─── INFORMATION SHOWN
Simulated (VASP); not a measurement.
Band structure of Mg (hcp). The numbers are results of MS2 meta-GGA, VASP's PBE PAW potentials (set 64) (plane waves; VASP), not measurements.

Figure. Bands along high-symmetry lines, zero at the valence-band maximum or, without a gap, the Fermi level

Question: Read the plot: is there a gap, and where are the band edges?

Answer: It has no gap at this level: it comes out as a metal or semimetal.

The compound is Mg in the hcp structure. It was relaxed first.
──────

WORK ITEM — Reproduce the whole listing so that each line matches the original exactly.

TASK SOLUTION —
Simulated (VASP); not a measurement.
Band structure of Mg (hcp). The numbers are results of MS2 meta-GGA, VASP's PBE PAW potentials (set 64) (plane waves; VASP), not measurements.

Figure. Bands along high-symmetry lines, zero at the valence-band maximum or, without a gap, the Fermi level

Question: Read the plot: is there a gap, and where are the band edges?

Answer: It has no gap at this level: it comes out as a metal or semimetal.

The compound is Mg in the hcp structure. It was relaxed first.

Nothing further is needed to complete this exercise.